• • • •
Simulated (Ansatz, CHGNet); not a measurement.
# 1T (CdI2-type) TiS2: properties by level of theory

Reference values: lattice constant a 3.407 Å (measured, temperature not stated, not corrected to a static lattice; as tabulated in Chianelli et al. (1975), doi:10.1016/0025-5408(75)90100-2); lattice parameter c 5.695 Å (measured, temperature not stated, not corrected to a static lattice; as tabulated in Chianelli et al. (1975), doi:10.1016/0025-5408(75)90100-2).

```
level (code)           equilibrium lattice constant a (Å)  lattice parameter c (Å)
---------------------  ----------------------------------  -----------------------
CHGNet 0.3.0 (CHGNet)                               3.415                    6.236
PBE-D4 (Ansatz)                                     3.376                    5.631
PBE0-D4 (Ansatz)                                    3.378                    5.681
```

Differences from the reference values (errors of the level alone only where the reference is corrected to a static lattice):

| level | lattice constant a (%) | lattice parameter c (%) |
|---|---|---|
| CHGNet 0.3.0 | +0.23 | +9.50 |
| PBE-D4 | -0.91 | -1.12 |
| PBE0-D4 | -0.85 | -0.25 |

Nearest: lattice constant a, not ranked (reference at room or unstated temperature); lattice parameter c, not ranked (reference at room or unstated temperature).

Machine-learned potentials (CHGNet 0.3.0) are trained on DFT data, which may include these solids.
• • • •

## Task item
Give back exactly the lines from the first line of the records through the line holding "Nearest: lattice constant", including both of those lines and leaving out all others.

## Your response
Simulated (Ansatz, CHGNet); not a measurement.
# 1T (CdI2-type) TiS2: properties by level of theory

Reference values: lattice constant a 3.407 Å (measured, temperature not stated, not corrected to a static lattice; as tabulated in Chianelli et al. (1975), doi:10.1016/0025-5408(75)90100-2); lattice parameter c 5.695 Å (measured, temperature not stated, not corrected to a static lattice; as tabulated in Chianelli et al. (1975), doi:10.1016/0025-5408(75)90100-2).

```
level (code)           equilibrium lattice constant a (Å)  lattice parameter c (Å)
---------------------  ----------------------------------  -----------------------
CHGNet 0.3.0 (CHGNet)                               3.415                    6.236
PBE-D4 (Ansatz)                                     3.376                    5.631
PBE0-D4 (Ansatz)                                    3.378                    5.681
```

Differences from the reference values (errors of the level alone only where the reference is corrected to a static lattice):

| level | lattice constant a (%) | lattice parameter c (%) |
|---|---|---|
| CHGNet 0.3.0 | +0.23 | +9.50 |
| PBE-D4 | -0.91 | -1.12 |
| PBE0-D4 | -0.85 | -0.25 |

Nearest: lattice constant a, not ranked (reference at room or unstated temperature); lattice parameter c, not ranked (reference at room or unstated temperature).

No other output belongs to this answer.